(Extracted information)

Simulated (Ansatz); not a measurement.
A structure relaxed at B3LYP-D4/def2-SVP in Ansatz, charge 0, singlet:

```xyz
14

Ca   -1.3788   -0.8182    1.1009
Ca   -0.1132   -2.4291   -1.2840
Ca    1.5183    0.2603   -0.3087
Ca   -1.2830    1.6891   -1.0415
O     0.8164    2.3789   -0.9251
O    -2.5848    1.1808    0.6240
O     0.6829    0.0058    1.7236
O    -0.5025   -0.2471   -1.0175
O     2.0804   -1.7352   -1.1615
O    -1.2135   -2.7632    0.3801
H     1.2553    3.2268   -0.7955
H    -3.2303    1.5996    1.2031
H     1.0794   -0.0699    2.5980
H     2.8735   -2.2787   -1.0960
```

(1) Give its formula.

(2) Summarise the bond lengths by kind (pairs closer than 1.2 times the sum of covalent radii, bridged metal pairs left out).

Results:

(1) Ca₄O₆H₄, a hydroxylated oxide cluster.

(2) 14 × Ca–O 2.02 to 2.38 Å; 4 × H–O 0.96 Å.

(End Extracted information)

→ Assigned task
Look above for the line holding "(1) Give its formula.". Print it and every line after it, exactly, through the line holding "(1) Ca₄O₆H₄, a hydroxylated oxide cluster.".

→ Answer box
(1) Give its formula.

(2) Summarise the bond lengths by kind (pairs closer than 1.2 times the sum of covalent radii, bridged metal pairs left out).

Results:

(1) Ca₄O₆H₄, a hydroxylated oxide cluster.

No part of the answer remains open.